- [Requirement] In the entries below, find the line containing "The cell comes" and the line containing "This run: no relativity.". Copy those two lines and everything between them exactly, and only that.

::::::

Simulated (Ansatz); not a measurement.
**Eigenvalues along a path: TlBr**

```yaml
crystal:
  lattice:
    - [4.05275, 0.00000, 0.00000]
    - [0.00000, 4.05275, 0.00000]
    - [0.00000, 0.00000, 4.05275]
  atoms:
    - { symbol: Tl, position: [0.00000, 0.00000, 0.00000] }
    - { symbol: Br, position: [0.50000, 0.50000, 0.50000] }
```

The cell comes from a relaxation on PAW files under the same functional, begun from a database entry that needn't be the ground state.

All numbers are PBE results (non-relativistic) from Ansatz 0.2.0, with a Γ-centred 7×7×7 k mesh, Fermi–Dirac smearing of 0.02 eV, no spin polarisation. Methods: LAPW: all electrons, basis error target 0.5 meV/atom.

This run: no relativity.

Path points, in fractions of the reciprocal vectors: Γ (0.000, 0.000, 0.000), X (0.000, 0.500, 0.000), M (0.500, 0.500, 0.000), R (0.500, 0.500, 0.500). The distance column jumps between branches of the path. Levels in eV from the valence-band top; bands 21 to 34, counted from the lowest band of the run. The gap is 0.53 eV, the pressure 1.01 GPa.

::::::

- [Answer space]
The cell comes from a relaxation on PAW files under the same functional, begun from a database entry that needn't be the ground state.

All numbers are PBE results (non-relativistic) from Ansatz 0.2.0, with a Γ-centred 7×7×7 k mesh, Fermi–Dirac smearing of 0.02 eV, no spin polarisation. Methods: LAPW: all electrons, basis error target 0.5 meV/atom.

This run: no relativity.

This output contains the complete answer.